:: Work item ::
Retype each line of the listing below, word for word.

§
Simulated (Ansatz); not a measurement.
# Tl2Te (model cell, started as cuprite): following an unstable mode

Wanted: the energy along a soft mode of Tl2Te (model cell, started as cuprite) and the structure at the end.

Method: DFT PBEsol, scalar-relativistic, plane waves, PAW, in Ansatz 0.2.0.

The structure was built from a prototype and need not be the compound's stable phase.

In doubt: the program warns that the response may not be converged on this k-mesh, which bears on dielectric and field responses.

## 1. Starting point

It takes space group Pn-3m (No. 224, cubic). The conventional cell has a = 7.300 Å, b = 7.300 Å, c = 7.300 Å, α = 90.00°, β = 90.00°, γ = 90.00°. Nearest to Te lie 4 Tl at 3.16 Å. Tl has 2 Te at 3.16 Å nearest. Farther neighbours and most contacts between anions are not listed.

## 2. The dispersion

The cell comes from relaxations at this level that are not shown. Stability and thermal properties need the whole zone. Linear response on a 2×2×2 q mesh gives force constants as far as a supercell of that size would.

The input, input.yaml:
§

:: Answer area ::
Simulated (Ansatz); not a measurement.
# Tl2Te (model cell, started as cuprite): following an unstable mode

Wanted: the energy along a soft mode of Tl2Te (model cell, started as cuprite) and the structure at the end.

Method: DFT PBEsol, scalar-relativistic, plane waves, PAW, in Ansatz 0.2.0.

The structure was built from a prototype and need not be the compound's stable phase.

In doubt: the program warns that the response may not be converged on this k-mesh, which bears on dielectric and field responses.

## 1. Starting point

It takes space group Pn-3m (No. 224, cubic). The conventional cell has a = 7.300 Å, b = 7.300 Å, c = 7.300 Å, α = 90.00°, β = 90.00°, γ = 90.00°. Nearest to Te lie 4 Tl at 3.16 Å. Tl has 2 Te at 3.16 Å nearest. Farther neighbours and most contacts between anions are not listed.

## 2. The dispersion

The cell comes from relaxations at this level that are not shown. Stability and thermal properties need the whole zone. Linear response on a 2×2×2 q mesh gives force constants as far as a supercell of that size would.

The input, input.yaml:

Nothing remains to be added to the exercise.